*DATA EXTRACT:*
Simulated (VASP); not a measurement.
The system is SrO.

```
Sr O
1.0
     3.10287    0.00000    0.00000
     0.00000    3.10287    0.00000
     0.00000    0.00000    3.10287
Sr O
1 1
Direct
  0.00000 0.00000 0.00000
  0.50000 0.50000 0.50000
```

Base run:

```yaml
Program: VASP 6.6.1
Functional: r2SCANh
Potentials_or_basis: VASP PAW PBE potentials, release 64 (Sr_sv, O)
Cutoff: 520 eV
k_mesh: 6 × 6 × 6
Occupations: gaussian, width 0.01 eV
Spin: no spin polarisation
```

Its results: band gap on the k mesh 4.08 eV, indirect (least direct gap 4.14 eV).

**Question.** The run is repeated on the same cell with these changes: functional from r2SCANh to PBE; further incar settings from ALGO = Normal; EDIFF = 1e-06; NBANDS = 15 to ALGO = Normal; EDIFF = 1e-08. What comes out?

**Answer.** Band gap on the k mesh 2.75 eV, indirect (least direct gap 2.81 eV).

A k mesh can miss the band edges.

*ASSIGNED TASK:* In the listing above, transcribe exactly everything from the line containing "The system is SrO." down to the line containing "gap 2.81 eV).", including both and nothing more.

*YOUR SOLUTION:*
The system is SrO.

```
Sr O
1.0
     3.10287    0.00000    0.00000
     0.00000    3.10287    0.00000
     0.00000    0.00000    3.10287
Sr O
1 1
Direct
  0.00000 0.00000 0.00000
  0.50000 0.50000 0.50000
```

Base run:

```yaml
Program: VASP 6.6.1
Functional: r2SCANh
Potentials_or_basis: VASP PAW PBE potentials, release 64 (Sr_sv, O)
Cutoff: 520 eV
k_mesh: 6 × 6 × 6
Occupations: gaussian, width 0.01 eV
Spin: no spin polarisation
```

Its results: band gap on the k mesh 4.08 eV, indirect (least direct gap 4.14 eV).

**Question.** The run is repeated on the same cell with these changes: functional from r2SCANh to PBE; further incar settings from ALGO = Normal; EDIFF = 1e-06; NBANDS = 15 to ALGO = Normal; EDIFF = 1e-08. What comes out?

**Answer.** Band gap on the k mesh 2.75 eV, indirect (least direct gap 2.81 eV).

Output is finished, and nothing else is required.